************

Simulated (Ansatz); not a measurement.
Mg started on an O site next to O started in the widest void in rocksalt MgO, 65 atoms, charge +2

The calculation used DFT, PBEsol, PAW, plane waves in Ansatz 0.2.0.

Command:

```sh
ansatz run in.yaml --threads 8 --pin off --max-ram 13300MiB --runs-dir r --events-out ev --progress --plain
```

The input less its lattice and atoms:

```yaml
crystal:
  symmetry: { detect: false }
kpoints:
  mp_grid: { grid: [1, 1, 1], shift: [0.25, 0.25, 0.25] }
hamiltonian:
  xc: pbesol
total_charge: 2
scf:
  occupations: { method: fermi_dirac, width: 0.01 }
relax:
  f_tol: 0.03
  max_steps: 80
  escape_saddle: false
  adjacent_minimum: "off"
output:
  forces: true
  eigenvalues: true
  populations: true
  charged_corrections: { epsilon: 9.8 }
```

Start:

************

## [Task item]
Reproduce all of the records, keeping every character unchanged.

## [Task response]
Simulated (Ansatz); not a measurement.
Mg started on an O site next to O started in the widest void in rocksalt MgO, 65 atoms, charge +2

The calculation used DFT, PBEsol, PAW, plane waves in Ansatz 0.2.0.

Command:

```sh
ansatz run in.yaml --threads 8 --pin off --max-ram 13300MiB --runs-dir r --events-out ev --progress --plain
```

The input less its lattice and atoms:

```yaml
crystal:
  symmetry: { detect: false }
kpoints:
  mp_grid: { grid: [1, 1, 1], shift: [0.25, 0.25, 0.25] }
hamiltonian:
  xc: pbesol
total_charge: 2
scf:
  occupations: { method: fermi_dirac, width: 0.01 }
relax:
  f_tol: 0.03
  max_steps: 80
  escape_saddle: false
  adjacent_minimum: "off"
output:
  forces: true
  eigenvalues: true
  populations: true
  charged_corrections: { epsilon: 9.8 }
```

Start:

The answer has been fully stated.